Given data
※ ※ ※
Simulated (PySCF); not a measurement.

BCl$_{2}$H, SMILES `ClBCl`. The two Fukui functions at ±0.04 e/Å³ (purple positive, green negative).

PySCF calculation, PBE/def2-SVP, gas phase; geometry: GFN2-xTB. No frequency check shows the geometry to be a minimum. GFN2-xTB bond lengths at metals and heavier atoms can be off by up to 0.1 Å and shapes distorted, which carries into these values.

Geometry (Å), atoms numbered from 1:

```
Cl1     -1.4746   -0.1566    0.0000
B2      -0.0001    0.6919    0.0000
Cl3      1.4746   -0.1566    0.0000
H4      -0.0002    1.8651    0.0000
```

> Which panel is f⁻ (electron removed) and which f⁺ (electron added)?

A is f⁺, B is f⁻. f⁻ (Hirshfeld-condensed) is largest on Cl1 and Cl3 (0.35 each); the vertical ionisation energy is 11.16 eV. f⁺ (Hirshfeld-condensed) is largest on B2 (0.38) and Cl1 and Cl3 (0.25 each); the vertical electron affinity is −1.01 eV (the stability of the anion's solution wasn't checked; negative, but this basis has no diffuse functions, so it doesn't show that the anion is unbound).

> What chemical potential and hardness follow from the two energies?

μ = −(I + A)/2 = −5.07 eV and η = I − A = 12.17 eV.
※ ※ ※

Work request
Output must consist only of the listing's lines from the first through the line with "A is f⁺, B is", reproduced word for word.

Exercise answer
Simulated (PySCF); not a measurement.

BCl$_{2}$H, SMILES `ClBCl`. The two Fukui functions at ±0.04 e/Å³ (purple positive, green negative).

PySCF calculation, PBE/def2-SVP, gas phase; geometry: GFN2-xTB. No frequency check shows the geometry to be a minimum. GFN2-xTB bond lengths at metals and heavier atoms can be off by up to 0.1 Å and shapes distorted, which carries into these values.

Geometry (Å), atoms numbered from 1:

```
Cl1     -1.4746   -0.1566    0.0000
B2      -0.0001    0.6919    0.0000
Cl3      1.4746   -0.1566    0.0000
H4      -0.0002    1.8651    0.0000
```

> Which panel is f⁻ (electron removed) and which f⁺ (electron added)?

A is f⁺, B is f⁻. f⁻ (Hirshfeld-condensed) is largest on Cl1 and Cl3 (0.35 each); the vertical ionisation energy is 11.16 eV. f⁺ (Hirshfeld-condensed) is largest on B2 (0.38) and Cl1 and Cl3 (0.25 each); the vertical electron affinity is −1.01 eV (the stability of the anion's solution wasn't checked; negative, but this basis has no diffuse functions, so it doesn't show that the anion is unbound).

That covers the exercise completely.